**Source material**
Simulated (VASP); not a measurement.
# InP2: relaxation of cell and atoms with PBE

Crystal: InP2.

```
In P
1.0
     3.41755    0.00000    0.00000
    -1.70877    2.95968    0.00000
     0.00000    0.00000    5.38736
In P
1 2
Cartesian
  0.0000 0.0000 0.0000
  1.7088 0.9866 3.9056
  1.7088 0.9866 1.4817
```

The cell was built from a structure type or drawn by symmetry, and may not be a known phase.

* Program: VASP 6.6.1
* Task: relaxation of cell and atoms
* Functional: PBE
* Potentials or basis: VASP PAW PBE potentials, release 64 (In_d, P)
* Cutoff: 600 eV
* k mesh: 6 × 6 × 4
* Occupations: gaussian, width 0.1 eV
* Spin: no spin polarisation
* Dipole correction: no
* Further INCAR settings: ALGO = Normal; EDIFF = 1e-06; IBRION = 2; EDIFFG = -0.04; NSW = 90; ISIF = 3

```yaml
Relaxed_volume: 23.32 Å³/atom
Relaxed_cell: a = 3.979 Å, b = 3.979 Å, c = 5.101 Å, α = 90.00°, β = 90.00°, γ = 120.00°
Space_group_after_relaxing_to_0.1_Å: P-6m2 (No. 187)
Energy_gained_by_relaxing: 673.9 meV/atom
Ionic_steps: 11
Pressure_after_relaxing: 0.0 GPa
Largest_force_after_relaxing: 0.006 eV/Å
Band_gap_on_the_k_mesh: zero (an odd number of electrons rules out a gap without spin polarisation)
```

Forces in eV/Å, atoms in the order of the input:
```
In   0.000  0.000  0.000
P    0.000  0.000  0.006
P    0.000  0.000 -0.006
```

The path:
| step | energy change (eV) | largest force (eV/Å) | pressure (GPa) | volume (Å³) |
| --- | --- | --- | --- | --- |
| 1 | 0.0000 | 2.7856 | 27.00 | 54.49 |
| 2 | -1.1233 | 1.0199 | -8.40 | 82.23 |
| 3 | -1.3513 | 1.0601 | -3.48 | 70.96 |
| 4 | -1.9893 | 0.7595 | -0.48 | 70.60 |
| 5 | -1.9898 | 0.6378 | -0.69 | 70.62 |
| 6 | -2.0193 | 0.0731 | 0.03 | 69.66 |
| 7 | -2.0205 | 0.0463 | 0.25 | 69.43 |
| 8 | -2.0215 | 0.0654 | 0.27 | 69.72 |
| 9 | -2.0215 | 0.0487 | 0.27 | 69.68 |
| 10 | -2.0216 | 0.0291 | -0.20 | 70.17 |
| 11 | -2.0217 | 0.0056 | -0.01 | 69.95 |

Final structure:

**Work task**
Copy, exactly and only, the lines above that begin with the one containing "Dipole correction: no" and finish with the one containing "-0.01 | 69.95 |".

**Exercise solution**
* Dipole correction: no
* Further INCAR settings: ALGO = Normal; EDIFF = 1e-06; IBRION = 2; EDIFFG = -0.04; NSW = 90; ISIF = 3

```yaml
Relaxed_volume: 23.32 Å³/atom
Relaxed_cell: a = 3.979 Å, b = 3.979 Å, c = 5.101 Å, α = 90.00°, β = 90.00°, γ = 120.00°
Space_group_after_relaxing_to_0.1_Å: P-6m2 (No. 187)
Energy_gained_by_relaxing: 673.9 meV/atom
Ionic_steps: 11
Pressure_after_relaxing: 0.0 GPa
Largest_force_after_relaxing: 0.006 eV/Å
Band_gap_on_the_k_mesh: zero (an odd number of electrons rules out a gap without spin polarisation)
```

Forces in eV/Å, atoms in the order of the input:
```
In   0.000  0.000  0.000
P    0.000  0.000  0.006
P    0.000  0.000 -0.006
```

The path:
| step | energy change (eV) | largest force (eV/Å) | pressure (GPa) | volume (Å³) |
| --- | --- | --- | --- | --- |
| 1 | 0.0000 | 2.7856 | 27.00 | 54.49 |
| 2 | -1.1233 | 1.0199 | -8.40 | 82.23 |
| 3 | -1.3513 | 1.0601 | -3.48 | 70.96 |
| 4 | -1.9893 | 0.7595 | -0.48 | 70.60 |
| 5 | -1.9898 | 0.6378 | -0.69 | 70.62 |
| 6 | -2.0193 | 0.0731 | 0.03 | 69.66 |
| 7 | -2.0205 | 0.0463 | 0.25 | 69.43 |
| 8 | -2.0215 | 0.0654 | 0.27 | 69.72 |
| 9 | -2.0215 | 0.0487 | 0.27 | 69.68 |
| 10 | -2.0216 | 0.0291 | -0.20 | 70.17 |
| 11 | -2.0217 | 0.0056 | -0.01 | 69.95 |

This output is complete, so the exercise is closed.